# Work order
Return exactly the listing's lines, from its first line to the line holding "The two codes", ends included.

-------------------------

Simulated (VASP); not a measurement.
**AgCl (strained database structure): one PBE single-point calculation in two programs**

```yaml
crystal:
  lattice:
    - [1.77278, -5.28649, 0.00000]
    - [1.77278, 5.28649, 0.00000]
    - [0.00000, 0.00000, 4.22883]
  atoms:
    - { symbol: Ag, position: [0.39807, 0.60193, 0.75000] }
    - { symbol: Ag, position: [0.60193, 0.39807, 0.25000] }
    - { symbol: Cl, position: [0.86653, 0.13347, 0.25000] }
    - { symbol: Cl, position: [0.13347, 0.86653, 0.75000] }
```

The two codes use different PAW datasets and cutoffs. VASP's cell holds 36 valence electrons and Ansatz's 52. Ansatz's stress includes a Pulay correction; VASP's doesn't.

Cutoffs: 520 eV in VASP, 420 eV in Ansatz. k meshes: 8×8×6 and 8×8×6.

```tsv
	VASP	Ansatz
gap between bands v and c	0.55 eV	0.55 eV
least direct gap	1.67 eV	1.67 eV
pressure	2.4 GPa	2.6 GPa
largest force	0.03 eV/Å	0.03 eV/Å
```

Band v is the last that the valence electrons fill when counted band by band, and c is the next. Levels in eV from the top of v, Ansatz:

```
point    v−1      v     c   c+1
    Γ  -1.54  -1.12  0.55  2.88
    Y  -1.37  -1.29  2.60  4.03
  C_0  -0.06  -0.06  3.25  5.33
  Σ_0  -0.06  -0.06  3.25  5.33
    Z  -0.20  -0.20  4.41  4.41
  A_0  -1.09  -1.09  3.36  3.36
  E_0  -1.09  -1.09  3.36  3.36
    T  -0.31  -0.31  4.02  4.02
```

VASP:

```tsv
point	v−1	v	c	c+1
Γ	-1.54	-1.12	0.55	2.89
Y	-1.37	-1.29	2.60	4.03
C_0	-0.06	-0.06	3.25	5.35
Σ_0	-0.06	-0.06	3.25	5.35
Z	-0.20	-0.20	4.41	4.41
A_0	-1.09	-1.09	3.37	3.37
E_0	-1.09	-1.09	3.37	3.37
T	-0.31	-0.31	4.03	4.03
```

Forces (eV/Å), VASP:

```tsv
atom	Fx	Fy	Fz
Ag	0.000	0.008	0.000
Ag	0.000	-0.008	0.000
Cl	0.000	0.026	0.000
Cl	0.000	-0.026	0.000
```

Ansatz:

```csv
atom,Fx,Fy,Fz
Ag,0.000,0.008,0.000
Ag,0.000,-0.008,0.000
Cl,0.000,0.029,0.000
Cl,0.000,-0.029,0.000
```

-------------------------

# Exercise answer
Simulated (VASP); not a measurement.
**AgCl (strained database structure): one PBE single-point calculation in two programs**

```yaml
crystal:
  lattice:
    - [1.77278, -5.28649, 0.00000]
    - [1.77278, 5.28649, 0.00000]
    - [0.00000, 0.00000, 4.22883]
  atoms:
    - { symbol: Ag, position: [0.39807, 0.60193, 0.75000] }
    - { symbol: Ag, position: [0.60193, 0.39807, 0.25000] }
    - { symbol: Cl, position: [0.86653, 0.13347, 0.25000] }
    - { symbol: Cl, position: [0.13347, 0.86653, 0.75000] }
```

The two codes use different PAW datasets and cutoffs. VASP's cell holds 36 valence electrons and Ansatz's 52. Ansatz's stress includes a Pulay correction; VASP's doesn't.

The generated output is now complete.